> [Available data]:
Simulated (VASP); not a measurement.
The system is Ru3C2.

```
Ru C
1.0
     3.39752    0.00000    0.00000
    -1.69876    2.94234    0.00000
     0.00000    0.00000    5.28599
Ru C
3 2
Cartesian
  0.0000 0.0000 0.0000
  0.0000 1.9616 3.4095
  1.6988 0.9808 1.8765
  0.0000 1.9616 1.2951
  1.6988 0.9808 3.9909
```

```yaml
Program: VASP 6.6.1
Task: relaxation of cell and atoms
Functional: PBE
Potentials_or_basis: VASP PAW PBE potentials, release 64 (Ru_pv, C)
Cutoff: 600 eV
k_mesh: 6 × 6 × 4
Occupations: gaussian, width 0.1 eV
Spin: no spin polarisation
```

> [Assigned task]: All entries must be duplicated exactly, with none left out.

> [Expected answer]:
Simulated (VASP); not a measurement.
The system is Ru3C2.

```
Ru C
1.0
     3.39752    0.00000    0.00000
    -1.69876    2.94234    0.00000
     0.00000    0.00000    5.28599
Ru C
3 2
Cartesian
  0.0000 0.0000 0.0000
  0.0000 1.9616 3.4095
  1.6988 0.9808 1.8765
  0.0000 1.9616 1.2951
  1.6988 0.9808 3.9909
```

```yaml
Program: VASP 6.6.1
Task: relaxation of cell and atoms
Functional: PBE
Potentials_or_basis: VASP PAW PBE potentials, release 64 (Ru_pv, C)
Cutoff: 600 eV
k_mesh: 6 × 6 × 4
Occupations: gaussian, width 0.1 eV
Spin: no spin polarisation
```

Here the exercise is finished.